Work order
Could you give every record again, exactly as it reads?

Supplied entries
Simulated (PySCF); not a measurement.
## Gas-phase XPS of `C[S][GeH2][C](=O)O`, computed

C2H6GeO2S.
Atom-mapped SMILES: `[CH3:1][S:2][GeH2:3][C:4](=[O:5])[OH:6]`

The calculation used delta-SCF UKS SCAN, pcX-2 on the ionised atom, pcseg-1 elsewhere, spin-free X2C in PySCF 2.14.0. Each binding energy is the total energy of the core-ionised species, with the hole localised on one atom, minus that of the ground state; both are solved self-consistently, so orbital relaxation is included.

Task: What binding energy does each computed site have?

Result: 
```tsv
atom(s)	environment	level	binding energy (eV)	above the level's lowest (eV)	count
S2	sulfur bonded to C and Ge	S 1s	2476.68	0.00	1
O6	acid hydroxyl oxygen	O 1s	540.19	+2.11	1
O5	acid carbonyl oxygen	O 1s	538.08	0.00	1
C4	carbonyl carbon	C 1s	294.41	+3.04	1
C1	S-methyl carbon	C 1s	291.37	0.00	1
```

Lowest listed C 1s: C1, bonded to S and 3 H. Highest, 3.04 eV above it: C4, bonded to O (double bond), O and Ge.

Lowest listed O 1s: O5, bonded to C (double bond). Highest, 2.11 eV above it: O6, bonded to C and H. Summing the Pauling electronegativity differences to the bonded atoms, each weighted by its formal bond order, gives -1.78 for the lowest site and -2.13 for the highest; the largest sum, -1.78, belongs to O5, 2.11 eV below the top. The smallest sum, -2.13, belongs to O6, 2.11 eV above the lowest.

Answer area
Simulated (PySCF); not a measurement.
## Gas-phase XPS of `C[S][GeH2][C](=O)O`, computed

C2H6GeO2S.
Atom-mapped SMILES: `[CH3:1][S:2][GeH2:3][C:4](=[O:5])[OH:6]`

The calculation used delta-SCF UKS SCAN, pcX-2 on the ionised atom, pcseg-1 elsewhere, spin-free X2C in PySCF 2.14.0. Each binding energy is the total energy of the core-ionised species, with the hole localised on one atom, minus that of the ground state; both are solved self-consistently, so orbital relaxation is included.

Task: What binding energy does each computed site have?

Result: 
```tsv
atom(s)	environment	level	binding energy (eV)	above the level's lowest (eV)	count
S2	sulfur bonded to C and Ge	S 1s	2476.68	0.00	1
O6	acid hydroxyl oxygen	O 1s	540.19	+2.11	1
O5	acid carbonyl oxygen	O 1s	538.08	0.00	1
C4	carbonyl carbon	C 1s	294.41	+3.04	1
C1	S-methyl carbon	C 1s	291.37	0.00	1
```

Lowest listed C 1s: C1, bonded to S and 3 H. Highest, 3.04 eV above it: C4, bonded to O (double bond), O and Ge.

Lowest listed O 1s: O5, bonded to C (double bond). Highest, 2.11 eV above it: O6, bonded to C and H. Summing the Pauling electronegativity differences to the bonded atoms, each weighted by its formal bond order, gives -1.78 for the lowest site and -2.13 for the highest; the largest sum, -1.78, belongs to O5, 2.11 eV below the top. The smallest sum, -2.13, belongs to O6, 2.11 eV above the lowest.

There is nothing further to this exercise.